EXERCISE: The reply to the records below should contain exactly the lines from the line with "Method of run" through the line with "The structure was", and nothing besides.

RECORDS SUPPLIED:
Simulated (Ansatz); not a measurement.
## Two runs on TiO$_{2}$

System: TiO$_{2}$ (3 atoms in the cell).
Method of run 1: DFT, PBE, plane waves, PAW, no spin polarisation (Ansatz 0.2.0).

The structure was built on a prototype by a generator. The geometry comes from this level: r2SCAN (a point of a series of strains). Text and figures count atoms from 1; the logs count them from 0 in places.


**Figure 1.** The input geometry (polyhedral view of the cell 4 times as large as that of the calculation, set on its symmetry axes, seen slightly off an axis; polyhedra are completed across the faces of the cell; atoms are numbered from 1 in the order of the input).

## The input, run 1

TASK RESPONSE:
Method of run 1: DFT, PBE, plane waves, PAW, no spin polarisation (Ansatz 0.2.0).

The structure was built on a prototype by a generator. The geometry comes from this level: r2SCAN (a point of a series of strains). Text and figures count atoms from 1; the logs count them from 0 in places.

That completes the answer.